__Work instruction__: Restate the listing below word for word.

__Input data__:
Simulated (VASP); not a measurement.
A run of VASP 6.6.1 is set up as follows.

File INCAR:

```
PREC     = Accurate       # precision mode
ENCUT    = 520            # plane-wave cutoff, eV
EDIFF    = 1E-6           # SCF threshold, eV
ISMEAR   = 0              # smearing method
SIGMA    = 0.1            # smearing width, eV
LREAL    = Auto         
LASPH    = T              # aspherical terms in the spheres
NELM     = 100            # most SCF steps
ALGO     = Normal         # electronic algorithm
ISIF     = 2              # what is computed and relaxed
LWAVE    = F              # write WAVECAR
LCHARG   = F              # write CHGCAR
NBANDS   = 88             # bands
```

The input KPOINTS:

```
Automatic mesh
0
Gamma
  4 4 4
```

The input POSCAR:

__Your solution__:
Simulated (VASP); not a measurement.
A run of VASP 6.6.1 is set up as follows.

File INCAR:

```
PREC     = Accurate       # precision mode
ENCUT    = 520            # plane-wave cutoff, eV
EDIFF    = 1E-6           # SCF threshold, eV
ISMEAR   = 0              # smearing method
SIGMA    = 0.1            # smearing width, eV
LREAL    = Auto         
LASPH    = T              # aspherical terms in the spheres
NELM     = 100            # most SCF steps
ALGO     = Normal         # electronic algorithm
ISIF     = 2              # what is computed and relaxed
LWAVE    = F              # write WAVECAR
LCHARG   = F              # write CHGCAR
NBANDS   = 88             # bands
```

The input KPOINTS:

```
Automatic mesh
0
Gamma
  4 4 4
```

The input POSCAR:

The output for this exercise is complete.